Work task => Starting at the line that contains "shape factor eta = 5.288" and ending at the line that contains "surface energy per atom = 0.3625 eV", the lines below are to be given again exactly, with nothing added.

Information supplied =>
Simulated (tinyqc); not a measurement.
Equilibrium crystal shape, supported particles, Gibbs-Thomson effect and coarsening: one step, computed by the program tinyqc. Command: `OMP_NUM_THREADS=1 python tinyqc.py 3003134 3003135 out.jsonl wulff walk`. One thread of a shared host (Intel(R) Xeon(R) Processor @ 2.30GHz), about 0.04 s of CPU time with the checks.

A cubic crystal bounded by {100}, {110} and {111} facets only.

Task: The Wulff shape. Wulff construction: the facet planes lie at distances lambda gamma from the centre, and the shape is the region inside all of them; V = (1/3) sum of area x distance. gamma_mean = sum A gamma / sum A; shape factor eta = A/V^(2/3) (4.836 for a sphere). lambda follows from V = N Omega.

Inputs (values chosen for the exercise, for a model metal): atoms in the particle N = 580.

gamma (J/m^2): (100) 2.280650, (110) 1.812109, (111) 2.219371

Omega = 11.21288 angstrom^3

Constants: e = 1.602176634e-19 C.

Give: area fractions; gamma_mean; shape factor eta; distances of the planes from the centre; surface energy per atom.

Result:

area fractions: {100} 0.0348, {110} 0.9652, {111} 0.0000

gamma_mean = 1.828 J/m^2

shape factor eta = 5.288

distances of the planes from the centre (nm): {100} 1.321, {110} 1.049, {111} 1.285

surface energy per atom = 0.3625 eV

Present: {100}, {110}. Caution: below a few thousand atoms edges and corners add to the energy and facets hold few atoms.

Your solution =>
shape factor eta = 5.288

distances of the planes from the centre (nm): {100} 1.321, {110} 1.049, {111} 1.285

surface energy per atom = 0.3625 eV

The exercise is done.